═════ RECORDS PROVIDED

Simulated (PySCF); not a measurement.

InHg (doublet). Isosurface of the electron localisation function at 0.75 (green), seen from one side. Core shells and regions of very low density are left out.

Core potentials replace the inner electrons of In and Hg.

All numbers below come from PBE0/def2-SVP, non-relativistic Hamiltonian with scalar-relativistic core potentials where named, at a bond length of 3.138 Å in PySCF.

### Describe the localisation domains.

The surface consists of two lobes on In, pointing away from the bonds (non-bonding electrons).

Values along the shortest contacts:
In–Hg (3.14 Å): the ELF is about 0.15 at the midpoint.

══════════

All of the data above should be written out again word for word.

ANSWER AREA:
Simulated (PySCF); not a measurement.

InHg (doublet). Isosurface of the electron localisation function at 0.75 (green), seen from one side. Core shells and regions of very low density are left out.

Core potentials replace the inner electrons of In and Hg.

All numbers below come from PBE0/def2-SVP, non-relativistic Hamiltonian with scalar-relativistic core potentials where named, at a bond length of 3.138 Å in PySCF.

### Describe the localisation domains.

The surface consists of two lobes on In, pointing away from the bonds (non-bonding electrons).

Values along the shortest contacts:
In–Hg (3.14 Å): the ELF is about 0.15 at the midpoint.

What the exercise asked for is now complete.